» Required action
Produce as output only the lines below starting at the line with "Levels at points" and continuing through the line with "Run time: 29", each one exactly as written.

» Supplied material
◇ ◇ ◇

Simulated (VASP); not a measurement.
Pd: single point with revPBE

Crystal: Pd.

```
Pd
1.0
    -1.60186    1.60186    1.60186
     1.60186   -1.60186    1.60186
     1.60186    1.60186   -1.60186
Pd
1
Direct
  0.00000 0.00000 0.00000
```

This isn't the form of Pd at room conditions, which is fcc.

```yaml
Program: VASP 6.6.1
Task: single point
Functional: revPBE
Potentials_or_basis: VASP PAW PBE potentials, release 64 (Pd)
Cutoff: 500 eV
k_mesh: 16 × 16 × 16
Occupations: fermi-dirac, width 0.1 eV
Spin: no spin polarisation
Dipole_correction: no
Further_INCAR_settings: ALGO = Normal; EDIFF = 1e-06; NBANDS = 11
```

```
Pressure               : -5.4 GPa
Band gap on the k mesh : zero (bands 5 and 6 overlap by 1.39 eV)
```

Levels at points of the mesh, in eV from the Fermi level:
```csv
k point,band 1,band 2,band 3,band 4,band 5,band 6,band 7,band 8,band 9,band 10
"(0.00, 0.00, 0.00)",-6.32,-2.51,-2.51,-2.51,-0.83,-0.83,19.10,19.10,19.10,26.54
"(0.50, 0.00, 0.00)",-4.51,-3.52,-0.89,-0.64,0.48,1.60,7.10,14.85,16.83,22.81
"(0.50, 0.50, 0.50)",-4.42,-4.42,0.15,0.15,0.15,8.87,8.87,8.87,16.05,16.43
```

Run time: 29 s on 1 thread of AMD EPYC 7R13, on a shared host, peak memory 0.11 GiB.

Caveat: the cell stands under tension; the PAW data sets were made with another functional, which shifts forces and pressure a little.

◇ ◇ ◇

» Answer space
Levels at points of the mesh, in eV from the Fermi level:
```csv
k point,band 1,band 2,band 3,band 4,band 5,band 6,band 7,band 8,band 9,band 10
"(0.00, 0.00, 0.00)",-6.32,-2.51,-2.51,-2.51,-0.83,-0.83,19.10,19.10,19.10,26.54
"(0.50, 0.00, 0.00)",-4.51,-3.52,-0.89,-0.64,0.48,1.60,7.10,14.85,16.83,22.81
"(0.50, 0.50, 0.50)",-4.42,-4.42,0.15,0.15,0.15,8.87,8.87,8.87,16.05,16.43
```

Run time: 29 s on 1 thread of AMD EPYC 7R13, on a shared host, peak memory 0.11 GiB.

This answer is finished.